#### WORK TASK:
The listing needs restating word for word.

^^^^^^^^

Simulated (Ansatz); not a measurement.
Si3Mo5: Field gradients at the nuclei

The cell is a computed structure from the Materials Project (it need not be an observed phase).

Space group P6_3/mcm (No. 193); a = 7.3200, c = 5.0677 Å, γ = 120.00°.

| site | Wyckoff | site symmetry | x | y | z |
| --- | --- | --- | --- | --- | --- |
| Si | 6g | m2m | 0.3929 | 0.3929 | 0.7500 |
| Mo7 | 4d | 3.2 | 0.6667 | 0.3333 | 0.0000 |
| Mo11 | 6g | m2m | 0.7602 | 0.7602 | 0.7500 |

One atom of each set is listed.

^^^^^^^^

#### ANSWER AREA:
Simulated (Ansatz); not a measurement.
Si3Mo5: Field gradients at the nuclei

The cell is a computed structure from the Materials Project (it need not be an observed phase).

Space group P6_3/mcm (No. 193); a = 7.3200, c = 5.0677 Å, γ = 120.00°.

| site | Wyckoff | site symmetry | x | y | z |
| --- | --- | --- | --- | --- | --- |
| Si | 6g | m2m | 0.3929 | 0.3929 | 0.7500 |
| Mo7 | 4d | 3.2 | 0.6667 | 0.3333 | 0.0000 |
| Mo11 | 6g | m2m | 0.7602 | 0.7602 | 0.7500 |

One atom of each set is listed.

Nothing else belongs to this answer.